#### [Records shown]
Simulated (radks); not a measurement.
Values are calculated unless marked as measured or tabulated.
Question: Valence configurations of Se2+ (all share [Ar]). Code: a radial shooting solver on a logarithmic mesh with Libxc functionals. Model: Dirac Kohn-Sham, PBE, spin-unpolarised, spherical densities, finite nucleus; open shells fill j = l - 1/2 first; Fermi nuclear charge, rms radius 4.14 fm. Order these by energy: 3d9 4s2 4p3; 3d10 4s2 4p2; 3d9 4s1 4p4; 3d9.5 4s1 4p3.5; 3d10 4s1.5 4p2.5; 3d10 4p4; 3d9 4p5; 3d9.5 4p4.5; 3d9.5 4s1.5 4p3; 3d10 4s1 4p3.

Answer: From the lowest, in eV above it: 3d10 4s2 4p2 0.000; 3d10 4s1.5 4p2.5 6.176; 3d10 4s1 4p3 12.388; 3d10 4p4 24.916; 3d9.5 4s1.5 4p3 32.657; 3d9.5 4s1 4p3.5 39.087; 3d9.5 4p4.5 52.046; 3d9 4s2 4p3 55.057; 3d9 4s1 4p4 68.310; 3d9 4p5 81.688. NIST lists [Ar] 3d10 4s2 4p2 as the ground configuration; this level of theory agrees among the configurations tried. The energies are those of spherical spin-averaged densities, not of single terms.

#### [Activity]
The line above containing "Values are calculated", the line containing "Question: Valence configurations", and every line between them are to be transcribed exactly; no other line is wanted.

#### [Answer box]
Values are calculated unless marked as measured or tabulated.
Question: Valence configurations of Se2+ (all share [Ar]). Code: a radial shooting solver on a logarithmic mesh with Libxc functionals. Model: Dirac Kohn-Sham, PBE, spin-unpolarised, spherical densities, finite nucleus; open shells fill j = l - 1/2 first; Fermi nuclear charge, rms radius 4.14 fm. Order these by energy: 3d9 4s2 4p3; 3d10 4s2 4p2; 3d9 4s1 4p4; 3d9.5 4s1 4p3.5; 3d10 4s1.5 4p2.5; 3d10 4p4; 3d9 4p5; 3d9.5 4p4.5; 3d9.5 4s1.5 4p3; 3d10 4s1 4p3.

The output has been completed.